- **WORK REQUEST**:
Every record is to be returned as written, with no omissions.

-- Opening Marker --

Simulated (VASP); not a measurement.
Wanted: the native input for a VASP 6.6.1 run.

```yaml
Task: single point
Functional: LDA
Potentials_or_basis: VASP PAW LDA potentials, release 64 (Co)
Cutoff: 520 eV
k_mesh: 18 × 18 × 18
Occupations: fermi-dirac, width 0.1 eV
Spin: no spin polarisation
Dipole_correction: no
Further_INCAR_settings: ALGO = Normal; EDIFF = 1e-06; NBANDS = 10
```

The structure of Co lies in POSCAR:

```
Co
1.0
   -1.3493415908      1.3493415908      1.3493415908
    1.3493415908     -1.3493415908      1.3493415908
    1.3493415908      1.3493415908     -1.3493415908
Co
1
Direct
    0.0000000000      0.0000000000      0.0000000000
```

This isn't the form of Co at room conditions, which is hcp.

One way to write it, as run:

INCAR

-- Closing Marker --

- **WRITTEN RESPONSE**:
Simulated (VASP); not a measurement.
Wanted: the native input for a VASP 6.6.1 run.

```yaml
Task: single point
Functional: LDA
Potentials_or_basis: VASP PAW LDA potentials, release 64 (Co)
Cutoff: 520 eV
k_mesh: 18 × 18 × 18
Occupations: fermi-dirac, width 0.1 eV
Spin: no spin polarisation
Dipole_correction: no
Further_INCAR_settings: ALGO = Normal; EDIFF = 1e-06; NBANDS = 10
```

The structure of Co lies in POSCAR:

```
Co
1.0
   -1.3493415908      1.3493415908      1.3493415908
    1.3493415908     -1.3493415908      1.3493415908
    1.3493415908      1.3493415908     -1.3493415908
Co
1
Direct
    0.0000000000      0.0000000000      0.0000000000
```

This isn't the form of Co at room conditions, which is hcp.

One way to write it, as run:

INCAR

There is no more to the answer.